## Activity
Below are the records; retype each one exactly.

______

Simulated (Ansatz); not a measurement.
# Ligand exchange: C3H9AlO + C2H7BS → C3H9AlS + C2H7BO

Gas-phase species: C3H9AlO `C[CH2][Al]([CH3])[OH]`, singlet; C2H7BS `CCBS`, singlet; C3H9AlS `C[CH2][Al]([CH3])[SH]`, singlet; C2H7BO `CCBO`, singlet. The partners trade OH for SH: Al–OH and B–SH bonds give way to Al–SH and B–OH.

______

## Task answer
Simulated (Ansatz); not a measurement.
# Ligand exchange: C3H9AlO + C2H7BS → C3H9AlS + C2H7BO

Gas-phase species: C3H9AlO `C[CH2][Al]([CH3])[OH]`, singlet; C2H7BS `CCBS`, singlet; C3H9AlS `C[CH2][Al]([CH3])[SH]`, singlet; C2H7BO `CCBO`, singlet. The partners trade OH for SH: Al–OH and B–SH bonds give way to Al–SH and B–OH.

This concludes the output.